◆ TASK ITEM
Output the opening lines of the records exactly. End with the line that contains "- 402.3 K and 0.159".

■ ■ ■ ■ ■ ■ ■

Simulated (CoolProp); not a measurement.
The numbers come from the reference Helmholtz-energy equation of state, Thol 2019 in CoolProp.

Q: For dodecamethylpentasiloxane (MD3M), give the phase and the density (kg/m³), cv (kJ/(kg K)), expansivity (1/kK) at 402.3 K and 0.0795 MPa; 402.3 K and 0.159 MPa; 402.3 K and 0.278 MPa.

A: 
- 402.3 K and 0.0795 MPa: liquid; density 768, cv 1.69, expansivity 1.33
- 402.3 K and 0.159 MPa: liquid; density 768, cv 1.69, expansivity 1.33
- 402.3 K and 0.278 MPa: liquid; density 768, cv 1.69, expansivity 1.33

■ ■ ■ ■ ■ ■ ■

◆ ANSWER SECTION
Simulated (CoolProp); not a measurement.
The numbers come from the reference Helmholtz-energy equation of state, Thol 2019 in CoolProp.

Q: For dodecamethylpentasiloxane (MD3M), give the phase and the density (kg/m³), cv (kJ/(kg K)), expansivity (1/kK) at 402.3 K and 0.0795 MPa; 402.3 K and 0.159 MPa; 402.3 K and 0.278 MPa.

A: 
- 402.3 K and 0.0795 MPa: liquid; density 768, cv 1.69, expansivity 1.33
- 402.3 K and 0.159 MPa: liquid; density 768, cv 1.69, expansivity 1.33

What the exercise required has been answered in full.